• [Work task]
Repeat exactly, please, the opening lines of the data below, through and including the line where "Question: Estimate the wall time of this run." sits.

• [Data]
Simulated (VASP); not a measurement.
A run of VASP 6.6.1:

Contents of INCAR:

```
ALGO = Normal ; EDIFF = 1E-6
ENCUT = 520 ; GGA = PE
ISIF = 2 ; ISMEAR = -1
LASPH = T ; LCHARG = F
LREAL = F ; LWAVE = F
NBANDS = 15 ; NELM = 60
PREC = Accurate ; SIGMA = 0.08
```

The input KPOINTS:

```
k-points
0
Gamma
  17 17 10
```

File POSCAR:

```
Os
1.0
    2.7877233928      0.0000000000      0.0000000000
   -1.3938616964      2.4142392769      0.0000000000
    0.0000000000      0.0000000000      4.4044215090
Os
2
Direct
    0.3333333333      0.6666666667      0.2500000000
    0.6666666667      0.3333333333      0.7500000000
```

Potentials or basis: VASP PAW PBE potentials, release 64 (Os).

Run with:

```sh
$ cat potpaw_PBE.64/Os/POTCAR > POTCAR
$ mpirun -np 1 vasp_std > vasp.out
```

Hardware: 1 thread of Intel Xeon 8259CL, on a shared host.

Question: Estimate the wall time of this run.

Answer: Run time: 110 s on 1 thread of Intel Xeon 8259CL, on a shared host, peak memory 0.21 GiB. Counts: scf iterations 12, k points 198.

• [Exercise output]
Simulated (VASP); not a measurement.
A run of VASP 6.6.1:

Contents of INCAR:

```
ALGO = Normal ; EDIFF = 1E-6
ENCUT = 520 ; GGA = PE
ISIF = 2 ; ISMEAR = -1
LASPH = T ; LCHARG = F
LREAL = F ; LWAVE = F
NBANDS = 15 ; NELM = 60
PREC = Accurate ; SIGMA = 0.08
```

The input KPOINTS:

```
k-points
0
Gamma
  17 17 10
```

File POSCAR:

```
Os
1.0
    2.7877233928      0.0000000000      0.0000000000
   -1.3938616964      2.4142392769      0.0000000000
    0.0000000000      0.0000000000      4.4044215090
Os
2
Direct
    0.3333333333      0.6666666667      0.2500000000
    0.6666666667      0.3333333333      0.7500000000
```

Potentials or basis: VASP PAW PBE potentials, release 64 (Os).

Run with:

```sh
$ cat potpaw_PBE.64/Os/POTCAR > POTCAR
$ mpirun -np 1 vasp_std > vasp.out
```

Hardware: 1 thread of Intel Xeon 8259CL, on a shared host.

Question: Estimate the wall time of this run.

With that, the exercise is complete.